[Work item] Each line from the start of the data below through the one containing "Caveats: the structure" must be reproduced exactly.

********************
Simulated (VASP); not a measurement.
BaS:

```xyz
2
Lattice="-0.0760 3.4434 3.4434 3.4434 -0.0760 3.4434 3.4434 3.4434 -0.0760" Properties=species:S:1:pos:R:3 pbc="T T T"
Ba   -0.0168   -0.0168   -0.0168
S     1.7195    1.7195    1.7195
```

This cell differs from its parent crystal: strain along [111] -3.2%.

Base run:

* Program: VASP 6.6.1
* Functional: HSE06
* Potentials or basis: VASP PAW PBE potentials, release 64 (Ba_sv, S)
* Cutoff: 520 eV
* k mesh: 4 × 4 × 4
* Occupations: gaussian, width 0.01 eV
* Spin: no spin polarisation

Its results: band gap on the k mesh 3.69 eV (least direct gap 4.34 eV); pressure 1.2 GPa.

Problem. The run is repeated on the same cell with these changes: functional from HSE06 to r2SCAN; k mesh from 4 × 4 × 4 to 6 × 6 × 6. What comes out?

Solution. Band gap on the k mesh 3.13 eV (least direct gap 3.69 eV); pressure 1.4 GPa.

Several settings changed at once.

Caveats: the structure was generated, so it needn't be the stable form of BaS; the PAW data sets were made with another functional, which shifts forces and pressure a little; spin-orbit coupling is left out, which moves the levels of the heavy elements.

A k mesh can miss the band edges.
********************

[Exercise answer]
Simulated (VASP); not a measurement.
BaS:

```xyz
2
Lattice="-0.0760 3.4434 3.4434 3.4434 -0.0760 3.4434 3.4434 3.4434 -0.0760" Properties=species:S:1:pos:R:3 pbc="T T T"
Ba   -0.0168   -0.0168   -0.0168
S     1.7195    1.7195    1.7195
```

This cell differs from its parent crystal: strain along [111] -3.2%.

Base run:

* Program: VASP 6.6.1
* Functional: HSE06
* Potentials or basis: VASP PAW PBE potentials, release 64 (Ba_sv, S)
* Cutoff: 520 eV
* k mesh: 4 × 4 × 4
* Occupations: gaussian, width 0.01 eV
* Spin: no spin polarisation

Its results: band gap on the k mesh 3.69 eV (least direct gap 4.34 eV); pressure 1.2 GPa.

Problem. The run is repeated on the same cell with these changes: functional from HSE06 to r2SCAN; k mesh from 4 × 4 × 4 to 6 × 6 × 6. What comes out?

Solution. Band gap on the k mesh 3.13 eV (least direct gap 3.69 eV); pressure 1.4 GPa.

Several settings changed at once.

Caveats: the structure was generated, so it needn't be the stable form of BaS; the PAW data sets were made with another functional, which shifts forces and pressure a little; spin-orbit coupling is left out, which moves the levels of the heavy elements.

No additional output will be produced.